> **REQUIREMENT**: Below are records; reproduce exactly the lines from the one that has "(eV) | 2.76 |" through the one that has "VASP's potentials were", ends included, and nothing more.

> **SOURCE INFORMATION**:
- Opening Delimiter -

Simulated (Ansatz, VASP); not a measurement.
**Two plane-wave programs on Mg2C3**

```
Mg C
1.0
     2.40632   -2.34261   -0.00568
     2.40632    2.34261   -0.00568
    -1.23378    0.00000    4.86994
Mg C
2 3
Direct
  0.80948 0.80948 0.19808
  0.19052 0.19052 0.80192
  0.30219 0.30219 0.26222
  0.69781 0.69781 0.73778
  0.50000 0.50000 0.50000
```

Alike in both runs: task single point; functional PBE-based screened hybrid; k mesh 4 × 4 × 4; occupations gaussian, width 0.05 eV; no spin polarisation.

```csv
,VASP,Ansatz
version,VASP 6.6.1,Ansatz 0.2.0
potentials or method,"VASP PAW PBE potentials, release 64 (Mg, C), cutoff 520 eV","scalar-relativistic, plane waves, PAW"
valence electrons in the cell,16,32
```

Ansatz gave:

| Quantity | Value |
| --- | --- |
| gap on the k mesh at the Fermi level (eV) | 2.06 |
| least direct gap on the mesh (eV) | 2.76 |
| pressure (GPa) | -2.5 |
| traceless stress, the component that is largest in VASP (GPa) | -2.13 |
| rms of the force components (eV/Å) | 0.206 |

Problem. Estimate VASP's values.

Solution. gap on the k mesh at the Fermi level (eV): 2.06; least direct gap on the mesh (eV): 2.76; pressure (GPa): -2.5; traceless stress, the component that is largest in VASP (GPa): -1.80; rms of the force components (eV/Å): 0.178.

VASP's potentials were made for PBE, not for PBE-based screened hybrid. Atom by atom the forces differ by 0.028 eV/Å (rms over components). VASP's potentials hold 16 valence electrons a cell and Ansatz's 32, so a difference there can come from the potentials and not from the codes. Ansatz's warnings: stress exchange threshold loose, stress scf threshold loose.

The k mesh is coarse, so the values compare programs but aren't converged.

- Closing Delimiter -

> **TASK RESULT**:
| least direct gap on the mesh (eV) | 2.76 |
| pressure (GPa) | -2.5 |
| traceless stress, the component that is largest in VASP (GPa) | -2.13 |
| rms of the force components (eV/Å) | 0.206 |

Problem. Estimate VASP's values.

Solution. gap on the k mesh at the Fermi level (eV): 2.06; least direct gap on the mesh (eV): 2.76; pressure (GPa): -2.5; traceless stress, the component that is largest in VASP (GPa): -1.80; rms of the force components (eV/Å): 0.178.

VASP's potentials were made for PBE, not for PBE-based screened hybrid. Atom by atom the forces differ by 0.028 eV/Å (rms over components). VASP's potentials hold 16 valence electrons a cell and Ansatz's 32, so a difference there can come from the potentials and not from the codes. Ansatz's warnings: stress exchange threshold loose, stress scf threshold loose.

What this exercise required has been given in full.